____________________

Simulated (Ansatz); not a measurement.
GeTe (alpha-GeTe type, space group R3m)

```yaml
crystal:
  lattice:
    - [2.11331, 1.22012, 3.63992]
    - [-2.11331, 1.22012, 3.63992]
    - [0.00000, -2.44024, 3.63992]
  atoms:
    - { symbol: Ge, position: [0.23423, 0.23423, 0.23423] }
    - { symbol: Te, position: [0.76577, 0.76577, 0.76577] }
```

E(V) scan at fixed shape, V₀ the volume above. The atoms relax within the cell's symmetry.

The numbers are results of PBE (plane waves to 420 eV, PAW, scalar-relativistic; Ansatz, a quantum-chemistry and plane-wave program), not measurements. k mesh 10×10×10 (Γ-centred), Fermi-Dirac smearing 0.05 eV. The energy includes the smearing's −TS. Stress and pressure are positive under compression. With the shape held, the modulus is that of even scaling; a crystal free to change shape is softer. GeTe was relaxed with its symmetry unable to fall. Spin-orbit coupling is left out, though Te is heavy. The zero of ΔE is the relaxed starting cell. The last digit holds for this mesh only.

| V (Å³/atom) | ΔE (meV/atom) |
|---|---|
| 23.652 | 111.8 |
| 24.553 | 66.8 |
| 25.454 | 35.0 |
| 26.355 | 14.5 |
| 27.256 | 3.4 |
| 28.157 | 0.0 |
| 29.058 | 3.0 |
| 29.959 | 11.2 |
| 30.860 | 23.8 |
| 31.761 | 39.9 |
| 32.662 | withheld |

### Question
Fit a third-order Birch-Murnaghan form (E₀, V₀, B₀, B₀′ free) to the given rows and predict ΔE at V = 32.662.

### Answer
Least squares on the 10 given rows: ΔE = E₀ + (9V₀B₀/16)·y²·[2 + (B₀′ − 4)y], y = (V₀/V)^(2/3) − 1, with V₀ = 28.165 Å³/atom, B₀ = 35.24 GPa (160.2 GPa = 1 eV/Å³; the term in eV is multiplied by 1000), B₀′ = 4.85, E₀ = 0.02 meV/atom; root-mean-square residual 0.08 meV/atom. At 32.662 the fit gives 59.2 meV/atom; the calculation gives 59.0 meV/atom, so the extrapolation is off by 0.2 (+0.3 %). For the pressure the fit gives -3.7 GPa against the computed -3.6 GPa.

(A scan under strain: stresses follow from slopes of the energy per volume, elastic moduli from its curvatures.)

____________________

# Required action:
Retype only the stretch of lines above starting at the one with "29.058 | 3.0 |" and stopping at the one with "Least squares on", exactly as written, with both kept.

# Your solution:
| 29.058 | 3.0 |
| 29.959 | 11.2 |
| 30.860 | 23.8 |
| 31.761 | 39.9 |
| 32.662 | withheld |

### Question
Fit a third-order Birch-Murnaghan form (E₀, V₀, B₀, B₀′ free) to the given rows and predict ΔE at V = 32.662.

### Answer
Least squares on the 10 given rows: ΔE = E₀ + (9V₀B₀/16)·y²·[2 + (B₀′ − 4)y], y = (V₀/V)^(2/3) − 1, with V₀ = 28.165 Å³/atom, B₀ = 35.24 GPa (160.2 GPa = 1 eV/Å³; the term in eV is multiplied by 1000), B₀′ = 4.85, E₀ = 0.02 meV/atom; root-mean-square residual 0.08 meV/atom. At 32.662 the fit gives 59.2 meV/atom; the calculation gives 59.0 meV/atom, so the extrapolation is off by 0.2 (+0.3 %). For the pressure the fit gives -3.7 GPa against the computed -3.6 GPa.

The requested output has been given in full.